▸ Recorded information
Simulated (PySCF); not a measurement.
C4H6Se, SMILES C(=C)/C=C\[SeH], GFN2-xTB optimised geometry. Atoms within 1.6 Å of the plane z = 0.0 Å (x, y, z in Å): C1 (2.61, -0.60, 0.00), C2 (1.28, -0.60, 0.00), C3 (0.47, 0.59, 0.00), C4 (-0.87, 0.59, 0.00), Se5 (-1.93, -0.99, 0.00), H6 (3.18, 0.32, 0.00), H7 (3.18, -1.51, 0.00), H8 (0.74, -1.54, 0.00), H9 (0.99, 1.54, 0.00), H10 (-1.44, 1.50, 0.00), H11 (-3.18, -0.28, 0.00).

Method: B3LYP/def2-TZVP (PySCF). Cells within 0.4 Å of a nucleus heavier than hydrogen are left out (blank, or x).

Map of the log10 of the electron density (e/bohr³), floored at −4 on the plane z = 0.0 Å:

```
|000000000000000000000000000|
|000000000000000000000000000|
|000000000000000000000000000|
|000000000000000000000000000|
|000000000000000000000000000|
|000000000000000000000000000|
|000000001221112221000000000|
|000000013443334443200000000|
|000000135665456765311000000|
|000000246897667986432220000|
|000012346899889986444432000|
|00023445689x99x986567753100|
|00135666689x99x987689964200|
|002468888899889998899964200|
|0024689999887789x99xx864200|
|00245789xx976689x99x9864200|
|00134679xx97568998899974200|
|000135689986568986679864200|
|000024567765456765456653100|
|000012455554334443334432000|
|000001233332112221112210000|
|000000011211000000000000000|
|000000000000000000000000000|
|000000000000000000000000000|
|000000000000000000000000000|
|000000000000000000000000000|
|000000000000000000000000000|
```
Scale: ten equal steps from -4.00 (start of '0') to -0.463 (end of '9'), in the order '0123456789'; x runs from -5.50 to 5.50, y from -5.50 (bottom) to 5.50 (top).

▸ Brief
Only the lines from the first one of the listing up to and including the line where "Method: B3LYP/def2-TZVP (PySCF)." appears are wanted, reproduced exactly.

▸ Answer area
Simulated (PySCF); not a measurement.
C4H6Se, SMILES C(=C)/C=C\[SeH], GFN2-xTB optimised geometry. Atoms within 1.6 Å of the plane z = 0.0 Å (x, y, z in Å): C1 (2.61, -0.60, 0.00), C2 (1.28, -0.60, 0.00), C3 (0.47, 0.59, 0.00), C4 (-0.87, 0.59, 0.00), Se5 (-1.93, -0.99, 0.00), H6 (3.18, 0.32, 0.00), H7 (3.18, -1.51, 0.00), H8 (0.74, -1.54, 0.00), H9 (0.99, 1.54, 0.00), H10 (-1.44, 1.50, 0.00), H11 (-3.18, -0.28, 0.00).

Method: B3LYP/def2-TZVP (PySCF). Cells within 0.4 Å of a nucleus heavier than hydrogen are left out (blank, or x).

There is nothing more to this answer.